** DATASET EXCERPTS follows **
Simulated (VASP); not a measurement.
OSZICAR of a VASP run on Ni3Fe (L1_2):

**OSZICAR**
** End of DATASET EXCERPTS **

All of the data needs to be repeated exactly.

## WRITTEN REPLY
Simulated (VASP); not a measurement.
OSZICAR of a VASP run on Ni3Fe (L1_2):

**OSZICAR**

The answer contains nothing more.